REQUIRED ACTION> Exactly as they appear, set down all of the records.

INPUT DATA>
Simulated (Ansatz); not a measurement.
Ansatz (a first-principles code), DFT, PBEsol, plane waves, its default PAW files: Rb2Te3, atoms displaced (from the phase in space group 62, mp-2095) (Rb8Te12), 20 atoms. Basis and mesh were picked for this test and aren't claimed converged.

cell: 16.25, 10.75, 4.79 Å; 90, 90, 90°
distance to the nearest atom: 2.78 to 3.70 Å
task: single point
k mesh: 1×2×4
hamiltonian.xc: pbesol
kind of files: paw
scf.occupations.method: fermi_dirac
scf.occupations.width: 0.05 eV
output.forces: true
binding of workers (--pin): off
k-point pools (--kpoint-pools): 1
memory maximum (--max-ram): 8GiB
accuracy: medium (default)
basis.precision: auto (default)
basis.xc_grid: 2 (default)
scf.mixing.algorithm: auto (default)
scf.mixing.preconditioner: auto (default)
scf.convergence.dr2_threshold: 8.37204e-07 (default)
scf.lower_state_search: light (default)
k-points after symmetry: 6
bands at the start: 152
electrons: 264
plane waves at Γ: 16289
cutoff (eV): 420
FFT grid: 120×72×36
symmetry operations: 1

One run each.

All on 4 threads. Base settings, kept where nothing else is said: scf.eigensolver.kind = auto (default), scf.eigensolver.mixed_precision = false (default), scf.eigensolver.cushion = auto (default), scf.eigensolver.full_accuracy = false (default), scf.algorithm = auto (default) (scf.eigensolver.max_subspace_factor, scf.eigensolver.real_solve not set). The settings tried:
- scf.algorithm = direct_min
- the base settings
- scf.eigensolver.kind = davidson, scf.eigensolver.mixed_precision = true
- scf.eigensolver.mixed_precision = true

ANSWER AREA>
Simulated (Ansatz); not a measurement.
Ansatz (a first-principles code), DFT, PBEsol, plane waves, its default PAW files: Rb2Te3, atoms displaced (from the phase in space group 62, mp-2095) (Rb8Te12), 20 atoms. Basis and mesh were picked for this test and aren't claimed converged.

cell: 16.25, 10.75, 4.79 Å; 90, 90, 90°
distance to the nearest atom: 2.78 to 3.70 Å
task: single point
k mesh: 1×2×4
hamiltonian.xc: pbesol
kind of files: paw
scf.occupations.method: fermi_dirac
scf.occupations.width: 0.05 eV
output.forces: true
binding of workers (--pin): off
k-point pools (--kpoint-pools): 1
memory maximum (--max-ram): 8GiB
accuracy: medium (default)
basis.precision: auto (default)
basis.xc_grid: 2 (default)
scf.mixing.algorithm: auto (default)
scf.mixing.preconditioner: auto (default)
scf.convergence.dr2_threshold: 8.37204e-07 (default)
scf.lower_state_search: light (default)
k-points after symmetry: 6
bands at the start: 152
electrons: 264
plane waves at Γ: 16289
cutoff (eV): 420
FFT grid: 120×72×36
symmetry operations: 1

One run each.

All on 4 threads. Base settings, kept where nothing else is said: scf.eigensolver.kind = auto (default), scf.eigensolver.mixed_precision = false (default), scf.eigensolver.cushion = auto (default), scf.eigensolver.full_accuracy = false (default), scf.algorithm = auto (default) (scf.eigensolver.max_subspace_factor, scf.eigensolver.real_solve not set). The settings tried:
- scf.algorithm = direct_min
- the base settings
- scf.eigensolver.kind = davidson, scf.eigensolver.mixed_precision = true
- scf.eigensolver.mixed_precision = true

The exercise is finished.